▸ Activity
The data below should be duplicated in full, unchanged.

*** Begin section ***
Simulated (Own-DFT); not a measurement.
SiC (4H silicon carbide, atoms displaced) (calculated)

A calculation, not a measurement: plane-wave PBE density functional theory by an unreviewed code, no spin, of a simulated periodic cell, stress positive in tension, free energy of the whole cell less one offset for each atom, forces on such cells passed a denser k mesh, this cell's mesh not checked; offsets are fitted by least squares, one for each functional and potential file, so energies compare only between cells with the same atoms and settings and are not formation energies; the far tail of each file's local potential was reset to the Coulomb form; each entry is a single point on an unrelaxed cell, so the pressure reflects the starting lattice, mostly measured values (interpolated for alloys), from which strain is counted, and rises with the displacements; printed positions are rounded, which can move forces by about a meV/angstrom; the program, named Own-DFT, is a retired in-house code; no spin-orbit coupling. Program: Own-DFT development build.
*** End section ***

▸ Task answer
Simulated (Own-DFT); not a measurement.
SiC (4H silicon carbide, atoms displaced) (calculated)

A calculation, not a measurement: plane-wave PBE density functional theory by an unreviewed code, no spin, of a simulated periodic cell, stress positive in tension, free energy of the whole cell less one offset for each atom, forces on such cells passed a denser k mesh, this cell's mesh not checked; offsets are fitted by least squares, one for each functional and potential file, so energies compare only between cells with the same atoms and settings and are not formation energies; the far tail of each file's local potential was reset to the Coulomb form; each entry is a single point on an unrelaxed cell, so the pressure reflects the starting lattice, mostly measured values (interpolated for alloys), from which strain is counted, and rises with the displacements; printed positions are rounded, which can move forces by about a meV/angstrom; the program, named Own-DFT, is a retired in-house code; no spin-orbit coupling. Program: Own-DFT development build.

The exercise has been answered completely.